**Requirement**
Until you reach the line containing "Problem. Order these", reproduce each line of the listing exactly, please, and include that line as well.

**Recorded data**
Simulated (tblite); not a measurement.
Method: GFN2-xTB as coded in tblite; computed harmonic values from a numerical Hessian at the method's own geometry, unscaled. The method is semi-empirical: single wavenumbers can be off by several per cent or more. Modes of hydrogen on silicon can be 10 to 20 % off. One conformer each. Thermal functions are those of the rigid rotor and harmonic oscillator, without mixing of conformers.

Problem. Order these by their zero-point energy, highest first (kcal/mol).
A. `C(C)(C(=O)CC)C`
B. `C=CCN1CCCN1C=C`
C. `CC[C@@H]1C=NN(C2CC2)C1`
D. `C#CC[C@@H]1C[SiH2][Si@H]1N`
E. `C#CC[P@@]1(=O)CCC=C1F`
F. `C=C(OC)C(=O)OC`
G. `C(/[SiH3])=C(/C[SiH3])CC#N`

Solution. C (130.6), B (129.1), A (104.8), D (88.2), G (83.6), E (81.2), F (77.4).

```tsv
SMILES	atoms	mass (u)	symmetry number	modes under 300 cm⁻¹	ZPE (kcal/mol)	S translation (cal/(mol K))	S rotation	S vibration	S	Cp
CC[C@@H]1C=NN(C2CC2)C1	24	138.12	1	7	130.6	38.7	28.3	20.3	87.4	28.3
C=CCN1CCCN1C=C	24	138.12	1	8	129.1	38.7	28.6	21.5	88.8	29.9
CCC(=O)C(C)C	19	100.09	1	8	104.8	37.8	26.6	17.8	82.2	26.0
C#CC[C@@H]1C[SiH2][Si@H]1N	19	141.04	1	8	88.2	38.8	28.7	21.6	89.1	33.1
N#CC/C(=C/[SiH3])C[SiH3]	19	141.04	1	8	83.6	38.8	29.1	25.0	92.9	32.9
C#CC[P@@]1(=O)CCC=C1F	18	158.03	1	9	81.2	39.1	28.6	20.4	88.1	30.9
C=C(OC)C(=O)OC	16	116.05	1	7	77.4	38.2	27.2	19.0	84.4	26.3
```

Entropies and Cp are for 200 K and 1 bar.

**Exercise solution**
Simulated (tblite); not a measurement.
Method: GFN2-xTB as coded in tblite; computed harmonic values from a numerical Hessian at the method's own geometry, unscaled. The method is semi-empirical: single wavenumbers can be off by several per cent or more. Modes of hydrogen on silicon can be 10 to 20 % off. One conformer each. Thermal functions are those of the rigid rotor and harmonic oscillator, without mixing of conformers.

Problem. Order these by their zero-point energy, highest first (kcal/mol).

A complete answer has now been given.